**ENTRIES SUPPLIED:**
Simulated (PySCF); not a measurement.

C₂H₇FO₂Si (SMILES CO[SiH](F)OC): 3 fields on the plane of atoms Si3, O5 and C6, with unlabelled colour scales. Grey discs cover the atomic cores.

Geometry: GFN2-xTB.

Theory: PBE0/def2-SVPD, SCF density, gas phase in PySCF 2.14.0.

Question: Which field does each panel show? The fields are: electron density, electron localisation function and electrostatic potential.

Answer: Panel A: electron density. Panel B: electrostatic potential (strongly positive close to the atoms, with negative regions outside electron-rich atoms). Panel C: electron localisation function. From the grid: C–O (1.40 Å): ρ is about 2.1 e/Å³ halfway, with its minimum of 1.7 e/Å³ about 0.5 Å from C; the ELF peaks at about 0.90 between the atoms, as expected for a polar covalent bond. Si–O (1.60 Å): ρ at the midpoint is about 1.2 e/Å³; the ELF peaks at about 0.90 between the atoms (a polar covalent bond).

**BRIEF:**
Every entry is to be returned exactly, with nothing dropped.

**TASK RESPONSE:**
Simulated (PySCF); not a measurement.

C₂H₇FO₂Si (SMILES CO[SiH](F)OC): 3 fields on the plane of atoms Si3, O5 and C6, with unlabelled colour scales. Grey discs cover the atomic cores.

Geometry: GFN2-xTB.

Theory: PBE0/def2-SVPD, SCF density, gas phase in PySCF 2.14.0.

Question: Which field does each panel show? The fields are: electron density, electron localisation function and electrostatic potential.

Answer: Panel A: electron density. Panel B: electrostatic potential (strongly positive close to the atoms, with negative regions outside electron-rich atoms). Panel C: electron localisation function. From the grid: C–O (1.40 Å): ρ is about 2.1 e/Å³ halfway, with its minimum of 1.7 e/Å³ about 0.5 Å from C; the ELF peaks at about 0.90 between the atoms, as expected for a polar covalent bond. Si–O (1.60 Å): ρ at the midpoint is about 1.2 e/Å³; the ELF peaks at about 0.90 between the atoms (a polar covalent bond).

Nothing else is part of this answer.